★ ★ ★ ★ ★ ★ ★
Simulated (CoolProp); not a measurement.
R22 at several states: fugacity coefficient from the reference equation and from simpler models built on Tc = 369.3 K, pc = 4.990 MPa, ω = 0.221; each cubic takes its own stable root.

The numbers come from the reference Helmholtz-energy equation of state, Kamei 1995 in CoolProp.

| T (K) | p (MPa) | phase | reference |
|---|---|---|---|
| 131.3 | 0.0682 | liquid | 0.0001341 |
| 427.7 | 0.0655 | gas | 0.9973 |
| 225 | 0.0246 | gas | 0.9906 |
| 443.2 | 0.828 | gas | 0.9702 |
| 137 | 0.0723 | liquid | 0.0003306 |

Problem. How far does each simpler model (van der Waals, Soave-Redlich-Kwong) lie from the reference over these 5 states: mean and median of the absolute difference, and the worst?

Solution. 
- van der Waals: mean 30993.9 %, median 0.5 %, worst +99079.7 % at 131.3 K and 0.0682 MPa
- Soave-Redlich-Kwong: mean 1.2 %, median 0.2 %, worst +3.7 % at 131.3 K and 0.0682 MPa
★ ★ ★ ★ ★ ★ ★

ASSIGNED TASK » From the records above, extract exactly and only the lines that begin at the line with "gas | 0.9973 |" and stop after the line with "- van der Waals: mean".

EXERCISE SOLUTION »
| 427.7 | 0.0655 | gas | 0.9973 |
| 225 | 0.0246 | gas | 0.9906 |
| 443.2 | 0.828 | gas | 0.9702 |
| 137 | 0.0723 | liquid | 0.0003306 |

Problem. How far does each simpler model (van der Waals, Soave-Redlich-Kwong) lie from the reference over these 5 states: mean and median of the absolute difference, and the worst?

Solution. 
- van der Waals: mean 30993.9 %, median 0.5 %, worst +99079.7 % at 131.3 K and 0.0682 MPa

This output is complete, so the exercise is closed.